## ACTION ITEM
In the entries that follow, the first line to write out is the one containing "Everything below comes", and the last is the one containing "cell, not relaxed)**". Reproduce that stretch exactly, with nothing before or after it.

## MATERIAL SUPPLIED
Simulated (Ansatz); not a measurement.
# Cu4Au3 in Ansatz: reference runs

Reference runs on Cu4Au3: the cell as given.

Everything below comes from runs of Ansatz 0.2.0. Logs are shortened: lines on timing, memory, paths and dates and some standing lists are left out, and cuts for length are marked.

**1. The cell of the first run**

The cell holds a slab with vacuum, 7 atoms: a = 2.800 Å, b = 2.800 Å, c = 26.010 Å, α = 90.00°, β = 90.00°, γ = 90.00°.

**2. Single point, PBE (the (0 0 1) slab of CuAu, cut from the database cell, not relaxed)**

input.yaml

## WRITTEN SOLUTION
Everything below comes from runs of Ansatz 0.2.0. Logs are shortened: lines on timing, memory, paths and dates and some standing lists are left out, and cuts for length are marked.

**1. The cell of the first run**

The cell holds a slab with vacuum, 7 atoms: a = 2.800 Å, b = 2.800 Å, c = 26.010 Å, α = 90.00°, β = 90.00°, γ = 90.00°.

**2. Single point, PBE (the (0 0 1) slab of CuAu, cut from the database cell, not relaxed)**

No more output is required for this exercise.